Give back every line of the data, word for word.

-- Provided data follows --

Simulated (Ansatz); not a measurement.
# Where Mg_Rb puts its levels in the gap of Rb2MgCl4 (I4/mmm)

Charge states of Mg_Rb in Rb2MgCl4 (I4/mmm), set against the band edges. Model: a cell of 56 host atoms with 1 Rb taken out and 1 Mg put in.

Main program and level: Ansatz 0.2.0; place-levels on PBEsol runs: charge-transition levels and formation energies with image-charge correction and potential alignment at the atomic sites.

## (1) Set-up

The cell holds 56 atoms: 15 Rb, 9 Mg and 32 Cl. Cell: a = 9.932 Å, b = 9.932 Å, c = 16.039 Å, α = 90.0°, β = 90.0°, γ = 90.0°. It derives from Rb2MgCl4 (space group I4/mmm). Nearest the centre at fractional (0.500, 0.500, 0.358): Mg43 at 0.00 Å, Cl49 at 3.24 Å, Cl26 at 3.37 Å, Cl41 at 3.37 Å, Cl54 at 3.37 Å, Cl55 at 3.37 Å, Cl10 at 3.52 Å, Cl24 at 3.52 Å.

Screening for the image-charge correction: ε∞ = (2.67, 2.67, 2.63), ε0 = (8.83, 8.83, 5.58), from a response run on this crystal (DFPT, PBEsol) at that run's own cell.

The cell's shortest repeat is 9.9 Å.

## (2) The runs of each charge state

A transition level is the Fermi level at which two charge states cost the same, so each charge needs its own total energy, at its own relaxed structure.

-- Provided data concluded --

Task response
Simulated (Ansatz); not a measurement.
# Where Mg_Rb puts its levels in the gap of Rb2MgCl4 (I4/mmm)

Charge states of Mg_Rb in Rb2MgCl4 (I4/mmm), set against the band edges. Model: a cell of 56 host atoms with 1 Rb taken out and 1 Mg put in.

Main program and level: Ansatz 0.2.0; place-levels on PBEsol runs: charge-transition levels and formation energies with image-charge correction and potential alignment at the atomic sites.

## (1) Set-up

The cell holds 56 atoms: 15 Rb, 9 Mg and 32 Cl. Cell: a = 9.932 Å, b = 9.932 Å, c = 16.039 Å, α = 90.0°, β = 90.0°, γ = 90.0°. It derives from Rb2MgCl4 (space group I4/mmm). Nearest the centre at fractional (0.500, 0.500, 0.358): Mg43 at 0.00 Å, Cl49 at 3.24 Å, Cl26 at 3.37 Å, Cl41 at 3.37 Å, Cl54 at 3.37 Å, Cl55 at 3.37 Å, Cl10 at 3.52 Å, Cl24 at 3.52 Å.

Screening for the image-charge correction: ε∞ = (2.67, 2.67, 2.63), ε0 = (8.83, 8.83, 5.58), from a response run on this crystal (DFPT, PBEsol) at that run's own cell.

The cell's shortest repeat is 9.9 Å.

## (2) The runs of each charge state

A transition level is the Fermi level at which two charge states cost the same, so each charge needs its own total energy, at its own relaxed structure.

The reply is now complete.